Data shown -
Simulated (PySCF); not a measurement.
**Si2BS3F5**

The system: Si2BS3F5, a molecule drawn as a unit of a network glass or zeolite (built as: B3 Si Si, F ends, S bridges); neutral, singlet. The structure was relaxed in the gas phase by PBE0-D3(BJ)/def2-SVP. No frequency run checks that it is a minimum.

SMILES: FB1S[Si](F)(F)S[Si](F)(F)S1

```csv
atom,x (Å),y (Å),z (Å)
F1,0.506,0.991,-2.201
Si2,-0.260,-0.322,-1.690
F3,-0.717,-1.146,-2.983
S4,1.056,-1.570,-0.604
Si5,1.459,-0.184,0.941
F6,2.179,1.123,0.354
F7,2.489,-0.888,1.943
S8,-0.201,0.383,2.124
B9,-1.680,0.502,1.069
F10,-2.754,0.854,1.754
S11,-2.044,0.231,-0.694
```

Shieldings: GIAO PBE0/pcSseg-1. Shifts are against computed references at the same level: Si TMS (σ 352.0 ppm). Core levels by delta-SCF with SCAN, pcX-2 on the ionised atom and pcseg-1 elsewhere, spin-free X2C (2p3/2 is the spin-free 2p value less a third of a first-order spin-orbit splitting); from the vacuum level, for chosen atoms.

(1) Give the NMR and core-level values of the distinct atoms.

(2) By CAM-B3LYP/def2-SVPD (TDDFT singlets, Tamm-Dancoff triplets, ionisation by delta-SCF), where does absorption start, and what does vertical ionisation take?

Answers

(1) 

Task item - Line by line, retype the data exactly as written.

Task answer -
Simulated (PySCF); not a measurement.
**Si2BS3F5**

The system: Si2BS3F5, a molecule drawn as a unit of a network glass or zeolite (built as: B3 Si Si, F ends, S bridges); neutral, singlet. The structure was relaxed in the gas phase by PBE0-D3(BJ)/def2-SVP. No frequency run checks that it is a minimum.

SMILES: FB1S[Si](F)(F)S[Si](F)(F)S1

```csv
atom,x (Å),y (Å),z (Å)
F1,0.506,0.991,-2.201
Si2,-0.260,-0.322,-1.690
F3,-0.717,-1.146,-2.983
S4,1.056,-1.570,-0.604
Si5,1.459,-0.184,0.941
F6,2.179,1.123,0.354
F7,2.489,-0.888,1.943
S8,-0.201,0.383,2.124
B9,-1.680,0.502,1.069
F10,-2.754,0.854,1.754
S11,-2.044,0.231,-0.694
```

Shieldings: GIAO PBE0/pcSseg-1. Shifts are against computed references at the same level: Si TMS (σ 352.0 ppm). Core levels by delta-SCF with SCAN, pcX-2 on the ionised atom and pcseg-1 elsewhere, spin-free X2C (2p3/2 is the spin-free 2p value less a third of a first-order spin-orbit splitting); from the vacuum level, for chosen atoms.

(1) Give the NMR and core-level values of the distinct atoms.

(2) By CAM-B3LYP/def2-SVPD (TDDFT singlets, Tamm-Dancoff triplets, ionisation by delta-SCF), where does absorption start, and what does vertical ionisation take?

Answers

(1) 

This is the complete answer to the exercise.